Restate the full listing precisely as written.

- _DATA SHOWN_:
== == ==
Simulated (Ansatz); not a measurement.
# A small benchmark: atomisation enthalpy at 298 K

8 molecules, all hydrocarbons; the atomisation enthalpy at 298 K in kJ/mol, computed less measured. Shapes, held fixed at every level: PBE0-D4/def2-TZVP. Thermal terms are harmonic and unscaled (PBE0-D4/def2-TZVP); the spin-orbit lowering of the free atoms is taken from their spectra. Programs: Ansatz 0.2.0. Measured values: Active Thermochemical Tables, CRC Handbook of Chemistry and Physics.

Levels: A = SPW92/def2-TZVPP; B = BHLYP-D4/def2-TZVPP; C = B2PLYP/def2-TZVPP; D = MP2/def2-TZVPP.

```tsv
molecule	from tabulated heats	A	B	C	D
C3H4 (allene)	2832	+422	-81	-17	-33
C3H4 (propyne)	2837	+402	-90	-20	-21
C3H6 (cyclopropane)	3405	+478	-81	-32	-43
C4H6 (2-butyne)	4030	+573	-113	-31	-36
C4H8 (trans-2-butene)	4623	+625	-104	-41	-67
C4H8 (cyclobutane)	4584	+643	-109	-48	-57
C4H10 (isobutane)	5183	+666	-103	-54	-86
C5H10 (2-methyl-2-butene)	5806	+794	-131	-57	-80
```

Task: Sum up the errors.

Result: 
== == ==

- _ANSWER BOX_:
Simulated (Ansatz); not a measurement.
# A small benchmark: atomisation enthalpy at 298 K

8 molecules, all hydrocarbons; the atomisation enthalpy at 298 K in kJ/mol, computed less measured. Shapes, held fixed at every level: PBE0-D4/def2-TZVP. Thermal terms are harmonic and unscaled (PBE0-D4/def2-TZVP); the spin-orbit lowering of the free atoms is taken from their spectra. Programs: Ansatz 0.2.0. Measured values: Active Thermochemical Tables, CRC Handbook of Chemistry and Physics.

Levels: A = SPW92/def2-TZVPP; B = BHLYP-D4/def2-TZVPP; C = B2PLYP/def2-TZVPP; D = MP2/def2-TZVPP.

```tsv
molecule	from tabulated heats	A	B	C	D
C3H4 (allene)	2832	+422	-81	-17	-33
C3H4 (propyne)	2837	+402	-90	-20	-21
C3H6 (cyclopropane)	3405	+478	-81	-32	-43
C4H6 (2-butyne)	4030	+573	-113	-31	-36
C4H8 (trans-2-butene)	4623	+625	-104	-41	-67
C4H8 (cyclobutane)	4584	+643	-109	-48	-57
C4H10 (isobutane)	5183	+666	-103	-54	-86
C5H10 (2-methyl-2-butene)	5806	+794	-131	-57	-80
```

Task: Sum up the errors.

Result: 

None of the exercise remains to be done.